**Dataset**.
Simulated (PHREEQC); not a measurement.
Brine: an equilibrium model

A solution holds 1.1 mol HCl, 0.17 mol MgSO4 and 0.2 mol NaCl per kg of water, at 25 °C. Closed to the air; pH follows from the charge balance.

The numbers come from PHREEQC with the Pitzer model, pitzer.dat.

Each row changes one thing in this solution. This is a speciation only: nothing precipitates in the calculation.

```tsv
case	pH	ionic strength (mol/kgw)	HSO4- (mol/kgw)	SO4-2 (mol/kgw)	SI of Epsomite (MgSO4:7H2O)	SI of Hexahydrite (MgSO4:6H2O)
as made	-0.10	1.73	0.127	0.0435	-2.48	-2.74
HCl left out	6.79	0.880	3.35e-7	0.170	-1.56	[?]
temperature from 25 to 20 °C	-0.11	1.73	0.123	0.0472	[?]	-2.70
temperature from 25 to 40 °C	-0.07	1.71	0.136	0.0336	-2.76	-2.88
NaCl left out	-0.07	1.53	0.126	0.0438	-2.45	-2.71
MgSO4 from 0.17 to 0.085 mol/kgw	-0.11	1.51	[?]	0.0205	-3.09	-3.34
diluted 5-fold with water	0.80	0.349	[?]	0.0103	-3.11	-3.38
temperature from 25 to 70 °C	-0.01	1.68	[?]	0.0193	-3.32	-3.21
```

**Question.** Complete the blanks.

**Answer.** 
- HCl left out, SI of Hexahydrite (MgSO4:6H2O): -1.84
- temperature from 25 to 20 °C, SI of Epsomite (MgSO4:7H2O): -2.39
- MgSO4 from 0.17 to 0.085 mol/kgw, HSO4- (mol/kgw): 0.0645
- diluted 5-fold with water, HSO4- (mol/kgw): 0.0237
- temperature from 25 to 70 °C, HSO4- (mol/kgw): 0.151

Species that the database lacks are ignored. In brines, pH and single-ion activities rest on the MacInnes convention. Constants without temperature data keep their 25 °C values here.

**Activity**.
Quote the records above exactly, from the first line through the line containing "The numbers come", and nothing more.

**Reply**.
Simulated (PHREEQC); not a measurement.
Brine: an equilibrium model

A solution holds 1.1 mol HCl, 0.17 mol MgSO4 and 0.2 mol NaCl per kg of water, at 25 °C. Closed to the air; pH follows from the charge balance.

The numbers come from PHREEQC with the Pitzer model, pitzer.dat.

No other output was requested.